» **RAW DATA**
Segment Open
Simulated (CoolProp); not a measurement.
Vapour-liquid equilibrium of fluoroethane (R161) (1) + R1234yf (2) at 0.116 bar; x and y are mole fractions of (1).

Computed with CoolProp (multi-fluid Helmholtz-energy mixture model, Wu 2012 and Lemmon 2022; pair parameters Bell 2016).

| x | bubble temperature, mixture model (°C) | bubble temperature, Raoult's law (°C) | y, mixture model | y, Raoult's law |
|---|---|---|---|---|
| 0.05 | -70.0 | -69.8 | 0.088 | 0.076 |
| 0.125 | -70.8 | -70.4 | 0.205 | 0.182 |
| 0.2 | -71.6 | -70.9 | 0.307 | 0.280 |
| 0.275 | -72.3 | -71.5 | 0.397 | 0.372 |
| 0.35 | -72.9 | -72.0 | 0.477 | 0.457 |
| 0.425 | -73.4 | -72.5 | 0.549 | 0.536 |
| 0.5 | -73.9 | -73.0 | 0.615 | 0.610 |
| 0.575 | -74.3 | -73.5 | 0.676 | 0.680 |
Segment Closed

In the entries above, find the line holding "Raoult's law |" and the line holding "0.477 | 0.457 |", then retype exactly those two lines and every line between them, and nothing else.

» **TASK OUTPUT**
| x | bubble temperature, mixture model (°C) | bubble temperature, Raoult's law (°C) | y, mixture model | y, Raoult's law |
|---|---|---|---|---|
| 0.05 | -70.0 | -69.8 | 0.088 | 0.076 |
| 0.125 | -70.8 | -70.4 | 0.205 | 0.182 |
| 0.2 | -71.6 | -70.9 | 0.307 | 0.280 |
| 0.275 | -72.3 | -71.5 | 0.397 | 0.372 |
| 0.35 | -72.9 | -72.0 | 0.477 | 0.457 |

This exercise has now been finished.